····················

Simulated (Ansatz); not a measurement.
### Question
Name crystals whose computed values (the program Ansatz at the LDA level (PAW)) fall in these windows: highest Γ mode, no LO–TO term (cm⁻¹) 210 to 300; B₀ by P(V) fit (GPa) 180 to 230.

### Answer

····················

EXERCISE:
Every entry above must be copied exactly.

PROBLEM SOLUTION:
Simulated (Ansatz); not a measurement.
### Question
Name crystals whose computed values (the program Ansatz at the LDA level (PAW)) fall in these windows: highest Γ mode, no LO–TO term (cm⁻¹) 210 to 300; B₀ by P(V) fit (GPa) 180 to 230.

### Answer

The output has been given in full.